* [ASSIGNED TASK]:
Reproduce the records word for word, from the first line to the line containing "at 5.67 eV).".

Start of DATASET

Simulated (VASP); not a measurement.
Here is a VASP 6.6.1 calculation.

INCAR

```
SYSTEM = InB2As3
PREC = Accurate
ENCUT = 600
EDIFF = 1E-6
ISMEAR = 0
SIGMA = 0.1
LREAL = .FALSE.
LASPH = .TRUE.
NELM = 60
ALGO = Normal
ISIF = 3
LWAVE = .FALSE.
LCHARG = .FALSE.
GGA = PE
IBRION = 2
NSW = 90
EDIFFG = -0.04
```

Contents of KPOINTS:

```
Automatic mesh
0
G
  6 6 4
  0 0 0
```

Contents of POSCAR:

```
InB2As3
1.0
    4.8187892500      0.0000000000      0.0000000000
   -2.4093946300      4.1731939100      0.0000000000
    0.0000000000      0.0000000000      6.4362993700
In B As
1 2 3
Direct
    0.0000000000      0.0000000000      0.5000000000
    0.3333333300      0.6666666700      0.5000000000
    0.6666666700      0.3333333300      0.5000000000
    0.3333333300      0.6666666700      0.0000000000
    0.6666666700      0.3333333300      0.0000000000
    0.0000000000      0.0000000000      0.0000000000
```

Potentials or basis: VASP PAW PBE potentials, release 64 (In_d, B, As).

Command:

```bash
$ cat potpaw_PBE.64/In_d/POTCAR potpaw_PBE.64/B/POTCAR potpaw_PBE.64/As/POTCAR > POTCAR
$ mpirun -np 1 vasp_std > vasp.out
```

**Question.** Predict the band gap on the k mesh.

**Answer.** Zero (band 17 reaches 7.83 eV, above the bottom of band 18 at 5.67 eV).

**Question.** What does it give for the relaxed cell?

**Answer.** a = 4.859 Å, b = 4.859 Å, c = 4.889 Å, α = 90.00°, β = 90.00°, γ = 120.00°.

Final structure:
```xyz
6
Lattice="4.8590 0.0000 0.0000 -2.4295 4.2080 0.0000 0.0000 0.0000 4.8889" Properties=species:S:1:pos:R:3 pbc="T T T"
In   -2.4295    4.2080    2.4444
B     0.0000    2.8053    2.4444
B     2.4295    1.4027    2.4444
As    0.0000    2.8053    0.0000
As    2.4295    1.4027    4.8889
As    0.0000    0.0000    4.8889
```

End of DATASET

* [YOUR RESPONSE]:
Simulated (VASP); not a measurement.
Here is a VASP 6.6.1 calculation.

INCAR

```
SYSTEM = InB2As3
PREC = Accurate
ENCUT = 600
EDIFF = 1E-6
ISMEAR = 0
SIGMA = 0.1
LREAL = .FALSE.
LASPH = .TRUE.
NELM = 60
ALGO = Normal
ISIF = 3
LWAVE = .FALSE.
LCHARG = .FALSE.
GGA = PE
IBRION = 2
NSW = 90
EDIFFG = -0.04
```

Contents of KPOINTS:

```
Automatic mesh
0
G
  6 6 4
  0 0 0
```

Contents of POSCAR:

```
InB2As3
1.0
    4.8187892500      0.0000000000      0.0000000000
   -2.4093946300      4.1731939100      0.0000000000
    0.0000000000      0.0000000000      6.4362993700
In B As
1 2 3
Direct
    0.0000000000      0.0000000000      0.5000000000
    0.3333333300      0.6666666700      0.5000000000
    0.6666666700      0.3333333300      0.5000000000
    0.3333333300      0.6666666700      0.0000000000
    0.6666666700      0.3333333300      0.0000000000
    0.0000000000      0.0000000000      0.0000000000
```

Potentials or basis: VASP PAW PBE potentials, release 64 (In_d, B, As).

Command:

```bash
$ cat potpaw_PBE.64/In_d/POTCAR potpaw_PBE.64/B/POTCAR potpaw_PBE.64/As/POTCAR > POTCAR
$ mpirun -np 1 vasp_std > vasp.out
```

**Question.** Predict the band gap on the k mesh.

**Answer.** Zero (band 17 reaches 7.83 eV, above the bottom of band 18 at 5.67 eV).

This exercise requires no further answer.